* Data shown *
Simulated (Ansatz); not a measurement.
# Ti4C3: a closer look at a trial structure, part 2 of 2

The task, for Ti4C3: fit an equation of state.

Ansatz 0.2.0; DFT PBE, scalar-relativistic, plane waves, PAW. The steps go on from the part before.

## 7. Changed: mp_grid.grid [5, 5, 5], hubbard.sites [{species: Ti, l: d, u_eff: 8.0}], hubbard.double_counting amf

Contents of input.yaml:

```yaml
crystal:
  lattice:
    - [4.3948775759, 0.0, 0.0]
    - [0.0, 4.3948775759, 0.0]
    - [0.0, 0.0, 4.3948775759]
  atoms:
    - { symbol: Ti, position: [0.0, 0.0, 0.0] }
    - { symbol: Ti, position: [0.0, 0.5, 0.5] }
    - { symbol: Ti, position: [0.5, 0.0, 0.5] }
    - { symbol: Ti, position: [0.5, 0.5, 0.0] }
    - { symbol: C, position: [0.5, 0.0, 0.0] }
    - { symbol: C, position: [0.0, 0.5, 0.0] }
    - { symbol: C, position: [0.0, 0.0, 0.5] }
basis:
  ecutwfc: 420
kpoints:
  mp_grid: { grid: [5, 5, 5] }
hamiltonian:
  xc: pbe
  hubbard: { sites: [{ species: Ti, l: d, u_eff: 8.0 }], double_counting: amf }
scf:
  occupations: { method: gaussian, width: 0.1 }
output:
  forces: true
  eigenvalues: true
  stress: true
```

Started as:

* Required action *
Return all the lines shown above, precisely as they stand.

* Task response *
Simulated (Ansatz); not a measurement.
# Ti4C3: a closer look at a trial structure, part 2 of 2

The task, for Ti4C3: fit an equation of state.

Ansatz 0.2.0; DFT PBE, scalar-relativistic, plane waves, PAW. The steps go on from the part before.

## 7. Changed: mp_grid.grid [5, 5, 5], hubbard.sites [{species: Ti, l: d, u_eff: 8.0}], hubbard.double_counting amf

Contents of input.yaml:

```yaml
crystal:
  lattice:
    - [4.3948775759, 0.0, 0.0]
    - [0.0, 4.3948775759, 0.0]
    - [0.0, 0.0, 4.3948775759]
  atoms:
    - { symbol: Ti, position: [0.0, 0.0, 0.0] }
    - { symbol: Ti, position: [0.0, 0.5, 0.5] }
    - { symbol: Ti, position: [0.5, 0.0, 0.5] }
    - { symbol: Ti, position: [0.5, 0.5, 0.0] }
    - { symbol: C, position: [0.5, 0.0, 0.0] }
    - { symbol: C, position: [0.0, 0.5, 0.0] }
    - { symbol: C, position: [0.0, 0.0, 0.5] }
basis:
  ecutwfc: 420
kpoints:
  mp_grid: { grid: [5, 5, 5] }
hamiltonian:
  xc: pbe
  hubbard: { sites: [{ species: Ti, l: d, u_eff: 8.0 }], double_counting: amf }
scf:
  occupations: { method: gaussian, width: 0.1 }
output:
  forces: true
  eigenvalues: true
  stress: true
```

Started as:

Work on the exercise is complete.